**SOURCE DATA:**
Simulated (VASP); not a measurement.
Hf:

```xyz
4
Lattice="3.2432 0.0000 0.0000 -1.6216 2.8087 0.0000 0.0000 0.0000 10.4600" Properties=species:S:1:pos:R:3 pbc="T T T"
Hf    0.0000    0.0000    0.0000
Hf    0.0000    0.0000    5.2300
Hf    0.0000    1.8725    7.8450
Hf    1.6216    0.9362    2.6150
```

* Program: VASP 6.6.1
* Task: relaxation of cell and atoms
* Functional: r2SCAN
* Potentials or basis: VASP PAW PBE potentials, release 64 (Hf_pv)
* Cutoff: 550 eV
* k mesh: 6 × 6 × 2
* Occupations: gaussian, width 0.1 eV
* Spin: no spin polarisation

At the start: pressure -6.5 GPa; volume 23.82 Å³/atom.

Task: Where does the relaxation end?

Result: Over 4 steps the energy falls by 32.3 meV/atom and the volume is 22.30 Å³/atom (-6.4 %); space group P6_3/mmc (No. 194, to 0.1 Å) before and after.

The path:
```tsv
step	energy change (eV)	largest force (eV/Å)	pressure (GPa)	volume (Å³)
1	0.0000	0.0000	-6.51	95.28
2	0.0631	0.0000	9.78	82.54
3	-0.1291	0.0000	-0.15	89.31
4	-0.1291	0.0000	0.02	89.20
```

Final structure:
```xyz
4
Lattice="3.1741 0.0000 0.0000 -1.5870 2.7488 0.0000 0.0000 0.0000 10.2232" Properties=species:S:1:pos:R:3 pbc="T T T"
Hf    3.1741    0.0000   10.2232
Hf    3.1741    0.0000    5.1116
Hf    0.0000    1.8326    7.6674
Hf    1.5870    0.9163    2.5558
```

**BRIEF:** Transcribe every record above so that nothing differs from the original.

**EXERCISE RESPONSE:**
Simulated (VASP); not a measurement.
Hf:

```xyz
4
Lattice="3.2432 0.0000 0.0000 -1.6216 2.8087 0.0000 0.0000 0.0000 10.4600" Properties=species:S:1:pos:R:3 pbc="T T T"
Hf    0.0000    0.0000    0.0000
Hf    0.0000    0.0000    5.2300
Hf    0.0000    1.8725    7.8450
Hf    1.6216    0.9362    2.6150
```

* Program: VASP 6.6.1
* Task: relaxation of cell and atoms
* Functional: r2SCAN
* Potentials or basis: VASP PAW PBE potentials, release 64 (Hf_pv)
* Cutoff: 550 eV
* k mesh: 6 × 6 × 2
* Occupations: gaussian, width 0.1 eV
* Spin: no spin polarisation

At the start: pressure -6.5 GPa; volume 23.82 Å³/atom.

Task: Where does the relaxation end?

Result: Over 4 steps the energy falls by 32.3 meV/atom and the volume is 22.30 Å³/atom (-6.4 %); space group P6_3/mmc (No. 194, to 0.1 Å) before and after.

The path:
```tsv
step	energy change (eV)	largest force (eV/Å)	pressure (GPa)	volume (Å³)
1	0.0000	0.0000	-6.51	95.28
2	0.0631	0.0000	9.78	82.54
3	-0.1291	0.0000	-0.15	89.31
4	-0.1291	0.0000	0.02	89.20
```

Final structure:
```xyz
4
Lattice="3.1741 0.0000 0.0000 -1.5870 2.7488 0.0000 0.0000 0.0000 10.2232" Properties=species:S:1:pos:R:3 pbc="T T T"
Hf    3.1741    0.0000   10.2232
Hf    3.1741    0.0000    5.1116
Hf    0.0000    1.8326    7.6674
Hf    1.5870    0.9163    2.5558
```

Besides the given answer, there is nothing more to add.